Task item
Your answer must hold only the lines below from the line containing "Charge 0, spin multiplicity 1." through the line containing "Geometry optimised at", each reproduced exactly.

━━━━━━━━━━

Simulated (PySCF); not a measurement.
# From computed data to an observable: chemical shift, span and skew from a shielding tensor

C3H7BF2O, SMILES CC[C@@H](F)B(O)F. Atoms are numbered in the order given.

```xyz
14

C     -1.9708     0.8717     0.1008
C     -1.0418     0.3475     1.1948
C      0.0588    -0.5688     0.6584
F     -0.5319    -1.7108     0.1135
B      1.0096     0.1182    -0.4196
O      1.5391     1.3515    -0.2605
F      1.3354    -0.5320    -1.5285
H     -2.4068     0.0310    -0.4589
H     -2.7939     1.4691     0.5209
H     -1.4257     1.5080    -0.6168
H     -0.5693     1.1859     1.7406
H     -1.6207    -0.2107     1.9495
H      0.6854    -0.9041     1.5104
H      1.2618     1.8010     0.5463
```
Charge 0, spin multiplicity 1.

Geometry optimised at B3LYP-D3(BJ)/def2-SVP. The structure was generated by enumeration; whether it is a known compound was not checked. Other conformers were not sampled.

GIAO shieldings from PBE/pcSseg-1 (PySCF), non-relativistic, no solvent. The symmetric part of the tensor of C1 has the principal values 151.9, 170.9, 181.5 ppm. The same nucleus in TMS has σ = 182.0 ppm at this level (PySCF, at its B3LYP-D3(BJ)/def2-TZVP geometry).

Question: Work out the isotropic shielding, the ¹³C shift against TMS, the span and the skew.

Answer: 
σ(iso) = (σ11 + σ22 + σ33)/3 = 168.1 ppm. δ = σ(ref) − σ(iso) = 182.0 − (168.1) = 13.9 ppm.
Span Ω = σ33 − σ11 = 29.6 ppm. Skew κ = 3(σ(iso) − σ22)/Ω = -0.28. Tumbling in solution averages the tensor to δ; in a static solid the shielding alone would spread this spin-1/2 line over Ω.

━━━━━━━━━━

Your solution
Charge 0, spin multiplicity 1.

Geometry optimised at B3LYP-D3(BJ)/def2-SVP. The structure was generated by enumeration; whether it is a known compound was not checked. Other conformers were not sampled.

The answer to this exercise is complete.